Top of Information supplied

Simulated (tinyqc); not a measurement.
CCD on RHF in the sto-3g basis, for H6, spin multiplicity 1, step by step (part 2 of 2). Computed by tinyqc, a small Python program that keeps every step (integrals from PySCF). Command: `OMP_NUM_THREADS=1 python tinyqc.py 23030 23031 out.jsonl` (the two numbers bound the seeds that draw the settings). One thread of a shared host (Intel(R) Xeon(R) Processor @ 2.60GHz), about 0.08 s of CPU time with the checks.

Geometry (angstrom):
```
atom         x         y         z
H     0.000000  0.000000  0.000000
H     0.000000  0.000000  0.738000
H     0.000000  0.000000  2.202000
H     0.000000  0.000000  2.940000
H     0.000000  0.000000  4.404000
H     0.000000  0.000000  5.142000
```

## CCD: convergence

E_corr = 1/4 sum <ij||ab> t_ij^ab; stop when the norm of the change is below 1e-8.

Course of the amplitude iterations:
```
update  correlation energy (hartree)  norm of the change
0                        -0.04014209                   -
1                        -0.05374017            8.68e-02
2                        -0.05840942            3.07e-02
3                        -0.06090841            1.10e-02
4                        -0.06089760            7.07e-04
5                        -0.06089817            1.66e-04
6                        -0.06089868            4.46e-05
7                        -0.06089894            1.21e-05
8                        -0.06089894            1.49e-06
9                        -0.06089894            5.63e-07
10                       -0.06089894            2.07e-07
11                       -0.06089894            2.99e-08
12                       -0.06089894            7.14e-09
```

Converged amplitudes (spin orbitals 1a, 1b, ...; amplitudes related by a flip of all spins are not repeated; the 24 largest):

Bottom of Information supplied

### Exercise
Set down the whole listing again, exactly as it was given.

### Written answer
Simulated (tinyqc); not a measurement.
CCD on RHF in the sto-3g basis, for H6, spin multiplicity 1, step by step (part 2 of 2). Computed by tinyqc, a small Python program that keeps every step (integrals from PySCF). Command: `OMP_NUM_THREADS=1 python tinyqc.py 23030 23031 out.jsonl` (the two numbers bound the seeds that draw the settings). One thread of a shared host (Intel(R) Xeon(R) Processor @ 2.60GHz), about 0.08 s of CPU time with the checks.

Geometry (angstrom):
```
atom         x         y         z
H     0.000000  0.000000  0.000000
H     0.000000  0.000000  0.738000
H     0.000000  0.000000  2.202000
H     0.000000  0.000000  2.940000
H     0.000000  0.000000  4.404000
H     0.000000  0.000000  5.142000
```

## CCD: convergence

E_corr = 1/4 sum <ij||ab> t_ij^ab; stop when the norm of the change is below 1e-8.

Course of the amplitude iterations:
```
update  correlation energy (hartree)  norm of the change
0                        -0.04014209                   -
1                        -0.05374017            8.68e-02
2                        -0.05840942            3.07e-02
3                        -0.06090841            1.10e-02
4                        -0.06089760            7.07e-04
5                        -0.06089817            1.66e-04
6                        -0.06089868            4.46e-05
7                        -0.06089894            1.21e-05
8                        -0.06089894            1.49e-06
9                        -0.06089894            5.63e-07
10                       -0.06089894            2.07e-07
11                       -0.06089894            2.99e-08
12                       -0.06089894            7.14e-09
```

Converged amplitudes (spin orbitals 1a, 1b, ...; amplitudes related by a flip of all spins are not repeated; the 24 largest):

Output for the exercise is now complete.